## REQUIRED ACTION
Would you print all of the entries word for word?

## GIVEN ENTRIES
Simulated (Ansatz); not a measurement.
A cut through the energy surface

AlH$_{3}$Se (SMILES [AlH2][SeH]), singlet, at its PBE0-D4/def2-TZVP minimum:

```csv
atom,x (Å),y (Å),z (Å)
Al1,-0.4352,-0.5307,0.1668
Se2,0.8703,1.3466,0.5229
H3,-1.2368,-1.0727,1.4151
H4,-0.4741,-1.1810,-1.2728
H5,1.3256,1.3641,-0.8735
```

## EXERCISE RESPONSE
Simulated (Ansatz); not a measurement.
A cut through the energy surface

AlH$_{3}$Se (SMILES [AlH2][SeH]), singlet, at its PBE0-D4/def2-TZVP minimum:

```csv
atom,x (Å),y (Å),z (Å)
Al1,-0.4352,-0.5307,0.1668
Se2,0.8703,1.3466,0.5229
H3,-1.2368,-1.0727,1.4151
H4,-0.4741,-1.1810,-1.2728
H5,1.3256,1.3641,-0.8735
```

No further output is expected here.